━━━━

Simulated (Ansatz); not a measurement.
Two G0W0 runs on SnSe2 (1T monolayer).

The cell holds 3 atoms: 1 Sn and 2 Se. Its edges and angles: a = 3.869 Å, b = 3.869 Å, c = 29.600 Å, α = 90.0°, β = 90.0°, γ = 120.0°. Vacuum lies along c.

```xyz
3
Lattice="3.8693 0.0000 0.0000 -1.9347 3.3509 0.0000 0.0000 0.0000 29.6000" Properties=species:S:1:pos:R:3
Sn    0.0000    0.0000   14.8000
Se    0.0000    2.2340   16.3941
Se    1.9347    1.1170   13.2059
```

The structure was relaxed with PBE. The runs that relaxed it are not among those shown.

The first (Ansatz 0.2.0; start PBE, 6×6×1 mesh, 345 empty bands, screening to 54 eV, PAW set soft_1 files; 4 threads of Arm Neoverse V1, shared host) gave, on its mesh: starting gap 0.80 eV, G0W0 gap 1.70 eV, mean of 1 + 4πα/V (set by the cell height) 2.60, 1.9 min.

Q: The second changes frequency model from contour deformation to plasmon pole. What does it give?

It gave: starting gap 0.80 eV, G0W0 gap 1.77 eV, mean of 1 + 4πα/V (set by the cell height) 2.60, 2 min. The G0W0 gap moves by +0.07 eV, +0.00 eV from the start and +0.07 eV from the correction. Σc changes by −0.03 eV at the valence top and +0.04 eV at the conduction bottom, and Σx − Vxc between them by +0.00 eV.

━━━━

- [EXERCISE]: Write out exactly the lines that fall from the line with "The cell holds" to the line with "Q: The second" in the records above, keeping both ends.

- [SOLUTION]:
The cell holds 3 atoms: 1 Sn and 2 Se. Its edges and angles: a = 3.869 Å, b = 3.869 Å, c = 29.600 Å, α = 90.0°, β = 90.0°, γ = 120.0°. Vacuum lies along c.

```xyz
3
Lattice="3.8693 0.0000 0.0000 -1.9347 3.3509 0.0000 0.0000 0.0000 29.6000" Properties=species:S:1:pos:R:3
Sn    0.0000    0.0000   14.8000
Se    0.0000    2.2340   16.3941
Se    1.9347    1.1170   13.2059
```

The structure was relaxed with PBE. The runs that relaxed it are not among those shown.

The first (Ansatz 0.2.0; start PBE, 6×6×1 mesh, 345 empty bands, screening to 54 eV, PAW set soft_1 files; 4 threads of Arm Neoverse V1, shared host) gave, on its mesh: starting gap 0.80 eV, G0W0 gap 1.70 eV, mean of 1 + 4πα/V (set by the cell height) 2.60, 1.9 min.

Q: The second changes frequency model from contour deformation to plasmon pole. What does it give?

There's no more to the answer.